- _Required action_
Below are the entries; give again exactly the lines from the one mentioning "Geometry of the" through the one mentioning "of the cell).*", inclusive.

-- Extracted material follows --

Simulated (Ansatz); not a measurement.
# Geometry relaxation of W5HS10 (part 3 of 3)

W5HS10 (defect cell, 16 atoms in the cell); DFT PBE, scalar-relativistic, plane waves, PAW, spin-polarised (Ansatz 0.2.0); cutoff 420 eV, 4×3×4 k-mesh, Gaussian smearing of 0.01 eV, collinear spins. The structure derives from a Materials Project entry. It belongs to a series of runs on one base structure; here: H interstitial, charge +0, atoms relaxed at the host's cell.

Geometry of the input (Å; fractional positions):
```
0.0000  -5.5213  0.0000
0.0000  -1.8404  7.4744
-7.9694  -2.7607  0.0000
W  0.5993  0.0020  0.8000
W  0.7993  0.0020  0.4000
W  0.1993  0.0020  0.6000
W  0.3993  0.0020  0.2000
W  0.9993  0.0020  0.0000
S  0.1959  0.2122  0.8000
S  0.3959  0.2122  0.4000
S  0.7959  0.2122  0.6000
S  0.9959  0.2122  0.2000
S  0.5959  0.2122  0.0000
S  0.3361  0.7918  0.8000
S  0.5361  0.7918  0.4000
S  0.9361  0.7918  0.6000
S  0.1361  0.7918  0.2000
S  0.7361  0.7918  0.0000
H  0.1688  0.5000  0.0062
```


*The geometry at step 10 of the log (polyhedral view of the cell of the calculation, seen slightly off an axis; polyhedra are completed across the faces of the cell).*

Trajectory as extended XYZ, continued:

-- Extracted material concluded --

- _Your solution_
Geometry of the input (Å; fractional positions):
```
0.0000  -5.5213  0.0000
0.0000  -1.8404  7.4744
-7.9694  -2.7607  0.0000
W  0.5993  0.0020  0.8000
W  0.7993  0.0020  0.4000
W  0.1993  0.0020  0.6000
W  0.3993  0.0020  0.2000
W  0.9993  0.0020  0.0000
S  0.1959  0.2122  0.8000
S  0.3959  0.2122  0.4000
S  0.7959  0.2122  0.6000
S  0.9959  0.2122  0.2000
S  0.5959  0.2122  0.0000
S  0.3361  0.7918  0.8000
S  0.5361  0.7918  0.4000
S  0.9361  0.7918  0.6000
S  0.1361  0.7918  0.2000
S  0.7361  0.7918  0.0000
H  0.1688  0.5000  0.0062
```


*The geometry at step 10 of the log (polyhedral view of the cell of the calculation, seen slightly off an axis; polyhedra are completed across the faces of the cell).*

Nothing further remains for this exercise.